+++++

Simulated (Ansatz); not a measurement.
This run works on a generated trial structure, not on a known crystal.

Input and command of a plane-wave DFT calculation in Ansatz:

+++++

Work task:
From the records above, extract every line exactly as it stands.

Response area:
Simulated (Ansatz); not a measurement.
This run works on a generated trial structure, not on a known crystal.

Input and command of a plane-wave DFT calculation in Ansatz:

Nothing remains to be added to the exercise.